= Work instruction =
Nothing in the records below should be altered when they are retyped.

= Data for analysis =
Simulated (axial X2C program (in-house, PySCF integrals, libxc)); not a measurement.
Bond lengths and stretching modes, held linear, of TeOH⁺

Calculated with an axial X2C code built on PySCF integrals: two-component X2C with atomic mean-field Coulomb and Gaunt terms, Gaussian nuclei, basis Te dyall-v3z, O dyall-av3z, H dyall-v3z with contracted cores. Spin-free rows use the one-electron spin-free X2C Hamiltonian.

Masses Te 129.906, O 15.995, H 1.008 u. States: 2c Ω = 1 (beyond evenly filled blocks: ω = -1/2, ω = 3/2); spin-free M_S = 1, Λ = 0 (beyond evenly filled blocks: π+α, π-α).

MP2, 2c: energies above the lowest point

= Answer space =
Simulated (axial X2C program (in-house, PySCF integrals, libxc)); not a measurement.
Bond lengths and stretching modes, held linear, of TeOH⁺

Calculated with an axial X2C code built on PySCF integrals: two-component X2C with atomic mean-field Coulomb and Gaunt terms, Gaussian nuclei, basis Te dyall-v3z, O dyall-av3z, H dyall-v3z with contracted cores. Spin-free rows use the one-electron spin-free X2C Hamiltonian.

Masses Te 129.906, O 15.995, H 1.008 u. States: 2c Ω = 1 (beyond evenly filled blocks: ω = -1/2, ω = 3/2); spin-free M_S = 1, Λ = 0 (beyond evenly filled blocks: π+α, π-α).

MP2, 2c: energies above the lowest point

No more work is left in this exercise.